Activity >> What follows is a set of records; repeat all of them exactly.

Data extract >>
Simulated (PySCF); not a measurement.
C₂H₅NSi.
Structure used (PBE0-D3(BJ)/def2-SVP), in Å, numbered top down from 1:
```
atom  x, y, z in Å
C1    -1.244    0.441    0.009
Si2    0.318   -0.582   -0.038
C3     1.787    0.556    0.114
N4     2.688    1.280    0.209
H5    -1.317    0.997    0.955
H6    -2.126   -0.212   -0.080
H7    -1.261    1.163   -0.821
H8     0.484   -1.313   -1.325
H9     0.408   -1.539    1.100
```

Response area >>
Simulated (PySCF); not a measurement.
C₂H₅NSi.
Structure used (PBE0-D3(BJ)/def2-SVP), in Å, numbered top down from 1:
```
atom  x, y, z in Å
C1    -1.244    0.441    0.009
Si2    0.318   -0.582   -0.038
C3     1.787    0.556    0.114
N4     2.688    1.280    0.209
H5    -1.317    0.997    0.955
H6    -2.126   -0.212   -0.080
H7    -1.261    1.163   -0.821
H8     0.484   -1.313   -1.325
H9     0.408   -1.539    1.100
```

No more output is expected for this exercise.